::: RECORD EXCERPTS :::
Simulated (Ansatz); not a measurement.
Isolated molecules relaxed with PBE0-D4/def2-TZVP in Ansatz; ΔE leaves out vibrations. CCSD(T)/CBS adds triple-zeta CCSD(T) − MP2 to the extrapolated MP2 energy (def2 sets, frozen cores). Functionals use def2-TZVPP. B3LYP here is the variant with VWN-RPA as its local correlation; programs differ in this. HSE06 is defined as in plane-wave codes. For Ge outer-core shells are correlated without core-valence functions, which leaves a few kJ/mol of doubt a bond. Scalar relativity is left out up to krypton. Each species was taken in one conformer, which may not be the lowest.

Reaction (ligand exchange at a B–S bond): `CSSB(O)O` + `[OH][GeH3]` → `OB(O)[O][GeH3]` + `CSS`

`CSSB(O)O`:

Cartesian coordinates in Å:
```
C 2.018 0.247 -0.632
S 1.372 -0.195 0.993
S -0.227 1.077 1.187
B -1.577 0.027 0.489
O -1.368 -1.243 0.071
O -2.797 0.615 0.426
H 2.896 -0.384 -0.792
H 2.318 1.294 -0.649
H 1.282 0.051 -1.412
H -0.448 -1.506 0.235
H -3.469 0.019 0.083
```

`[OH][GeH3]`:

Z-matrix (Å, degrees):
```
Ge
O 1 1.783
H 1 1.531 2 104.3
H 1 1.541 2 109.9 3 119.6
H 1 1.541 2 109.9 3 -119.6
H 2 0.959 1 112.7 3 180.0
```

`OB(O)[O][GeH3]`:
:::

- _ASSIGNMENT_
Reproduce the records above exactly, from the first line through the line containing "Isolated molecules relaxed", and output nothing else.

- _YOUR SOLUTION_
Simulated (Ansatz); not a measurement.
Isolated molecules relaxed with PBE0-D4/def2-TZVP in Ansatz; ΔE leaves out vibrations. CCSD(T)/CBS adds triple-zeta CCSD(T) − MP2 to the extrapolated MP2 energy (def2 sets, frozen cores). Functionals use def2-TZVPP. B3LYP here is the variant with VWN-RPA as its local correlation; programs differ in this. HSE06 is defined as in plane-wave codes. For Ge outer-core shells are correlated without core-valence functions, which leaves a few kJ/mol of doubt a bond. Scalar relativity is left out up to krypton. Each species was taken in one conformer, which may not be the lowest.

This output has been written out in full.